» WORK REQUEST:
When you reach the line in the data below that contains "G Tp = 0.443 meV", please start repeating lines exactly, and stop after the line that contains "E0 = 0.166 eV", repeating nothing else.

» DATA EXTRACTS:
>>>>>

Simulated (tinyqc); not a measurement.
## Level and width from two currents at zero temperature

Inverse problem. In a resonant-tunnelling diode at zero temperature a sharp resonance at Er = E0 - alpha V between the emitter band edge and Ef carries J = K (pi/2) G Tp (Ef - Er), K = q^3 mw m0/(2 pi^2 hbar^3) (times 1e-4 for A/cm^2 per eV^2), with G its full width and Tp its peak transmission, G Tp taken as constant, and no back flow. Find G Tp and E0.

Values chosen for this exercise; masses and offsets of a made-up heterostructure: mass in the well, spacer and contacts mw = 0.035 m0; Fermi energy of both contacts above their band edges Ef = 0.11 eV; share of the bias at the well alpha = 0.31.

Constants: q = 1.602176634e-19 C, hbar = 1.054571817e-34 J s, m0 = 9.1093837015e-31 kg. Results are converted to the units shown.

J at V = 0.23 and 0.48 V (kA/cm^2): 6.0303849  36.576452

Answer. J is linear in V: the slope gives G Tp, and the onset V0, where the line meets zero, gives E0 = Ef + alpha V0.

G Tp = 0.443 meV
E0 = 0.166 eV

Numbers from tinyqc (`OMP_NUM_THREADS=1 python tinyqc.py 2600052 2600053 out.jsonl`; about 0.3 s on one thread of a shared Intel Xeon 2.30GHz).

<<<<<

» ANSWER SPACE:
G Tp = 0.443 meV
E0 = 0.166 eV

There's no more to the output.